WORK INSTRUCTION:
Set down the records that follow exactly, every line of them.

LISTED ENTRIES START

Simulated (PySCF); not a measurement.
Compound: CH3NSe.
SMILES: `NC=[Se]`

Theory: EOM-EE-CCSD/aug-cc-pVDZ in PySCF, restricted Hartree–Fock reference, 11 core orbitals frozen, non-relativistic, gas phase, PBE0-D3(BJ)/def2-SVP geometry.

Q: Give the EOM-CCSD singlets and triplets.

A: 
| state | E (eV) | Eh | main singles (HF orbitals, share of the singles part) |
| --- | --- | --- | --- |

LISTED ENTRIES END

TASK SOLUTION:
Simulated (PySCF); not a measurement.
Compound: CH3NSe.
SMILES: `NC=[Se]`

Theory: EOM-EE-CCSD/aug-cc-pVDZ in PySCF, restricted Hartree–Fock reference, 11 core orbitals frozen, non-relativistic, gas phase, PBE0-D3(BJ)/def2-SVP geometry.

Q: Give the EOM-CCSD singlets and triplets.

A: 
| state | E (eV) | Eh | main singles (HF orbitals, share of the singles part) |
| --- | --- | --- | --- |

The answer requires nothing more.